:::

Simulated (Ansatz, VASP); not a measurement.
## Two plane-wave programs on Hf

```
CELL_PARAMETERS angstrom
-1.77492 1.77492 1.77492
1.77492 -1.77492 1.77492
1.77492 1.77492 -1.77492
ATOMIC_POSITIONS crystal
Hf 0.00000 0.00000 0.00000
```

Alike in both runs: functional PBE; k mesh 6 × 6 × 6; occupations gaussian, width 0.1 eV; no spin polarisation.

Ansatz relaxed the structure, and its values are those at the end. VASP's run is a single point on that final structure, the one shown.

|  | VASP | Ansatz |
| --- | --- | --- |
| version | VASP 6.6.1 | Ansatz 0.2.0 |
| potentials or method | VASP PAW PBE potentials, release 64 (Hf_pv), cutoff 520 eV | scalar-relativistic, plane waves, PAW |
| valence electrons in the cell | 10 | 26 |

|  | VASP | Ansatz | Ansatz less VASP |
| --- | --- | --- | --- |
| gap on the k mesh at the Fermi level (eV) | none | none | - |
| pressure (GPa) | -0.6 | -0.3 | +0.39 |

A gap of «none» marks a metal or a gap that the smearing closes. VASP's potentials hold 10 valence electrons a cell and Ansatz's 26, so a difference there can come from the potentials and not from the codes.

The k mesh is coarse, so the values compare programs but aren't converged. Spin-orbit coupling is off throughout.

:::

### [Action item]
Write out each line exactly, as it is shown above.

### [Response]
Simulated (Ansatz, VASP); not a measurement.
## Two plane-wave programs on Hf

```
CELL_PARAMETERS angstrom
-1.77492 1.77492 1.77492
1.77492 -1.77492 1.77492
1.77492 1.77492 -1.77492
ATOMIC_POSITIONS crystal
Hf 0.00000 0.00000 0.00000
```

Alike in both runs: functional PBE; k mesh 6 × 6 × 6; occupations gaussian, width 0.1 eV; no spin polarisation.

Ansatz relaxed the structure, and its values are those at the end. VASP's run is a single point on that final structure, the one shown.

|  | VASP | Ansatz |
| --- | --- | --- |
| version | VASP 6.6.1 | Ansatz 0.2.0 |
| potentials or method | VASP PAW PBE potentials, release 64 (Hf_pv), cutoff 520 eV | scalar-relativistic, plane waves, PAW |
| valence electrons in the cell | 10 | 26 |

|  | VASP | Ansatz | Ansatz less VASP |
| --- | --- | --- | --- |
| gap on the k mesh at the Fermi level (eV) | none | none | - |
| pressure (GPa) | -0.6 | -0.3 | +0.39 |

A gap of «none» marks a metal or a gap that the smearing closes. VASP's potentials hold 10 valence electrons a cell and Ansatz's 26, so a difference there can come from the potentials and not from the codes.

The k mesh is coarse, so the values compare programs but aren't converged. Spin-orbit coupling is off throughout.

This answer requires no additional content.